● **Work request**: The stretch from the line with "- Cutoff: 520 eV" through the line with "Solution. Band gap" in the records below: write it out exactly, and nothing else.

● **Data under study**:
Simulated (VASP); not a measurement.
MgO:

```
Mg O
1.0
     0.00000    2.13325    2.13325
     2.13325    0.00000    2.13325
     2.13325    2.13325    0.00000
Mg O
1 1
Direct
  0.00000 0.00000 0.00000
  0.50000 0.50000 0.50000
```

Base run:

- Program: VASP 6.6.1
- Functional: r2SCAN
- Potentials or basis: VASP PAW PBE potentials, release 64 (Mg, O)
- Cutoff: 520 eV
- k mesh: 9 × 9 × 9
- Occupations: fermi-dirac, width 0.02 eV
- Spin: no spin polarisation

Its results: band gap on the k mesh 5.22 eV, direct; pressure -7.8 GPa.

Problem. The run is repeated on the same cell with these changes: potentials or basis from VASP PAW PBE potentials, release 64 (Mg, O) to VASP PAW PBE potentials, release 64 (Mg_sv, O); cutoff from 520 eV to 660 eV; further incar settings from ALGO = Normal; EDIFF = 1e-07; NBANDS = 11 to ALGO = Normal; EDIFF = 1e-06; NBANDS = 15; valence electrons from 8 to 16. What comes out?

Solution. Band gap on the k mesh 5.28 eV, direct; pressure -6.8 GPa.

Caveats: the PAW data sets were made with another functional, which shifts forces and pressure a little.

● **Response box**:
- Cutoff: 520 eV
- k mesh: 9 × 9 × 9
- Occupations: fermi-dirac, width 0.02 eV
- Spin: no spin polarisation

Its results: band gap on the k mesh 5.22 eV, direct; pressure -7.8 GPa.

Problem. The run is repeated on the same cell with these changes: potentials or basis from VASP PAW PBE potentials, release 64 (Mg, O) to VASP PAW PBE potentials, release 64 (Mg_sv, O); cutoff from 520 eV to 660 eV; further incar settings from ALGO = Normal; EDIFF = 1e-07; NBANDS = 11 to ALGO = Normal; EDIFF = 1e-06; NBANDS = 15; valence electrons from 8 to 16. What comes out?

Solution. Band gap on the k mesh 5.28 eV, direct; pressure -6.8 GPa.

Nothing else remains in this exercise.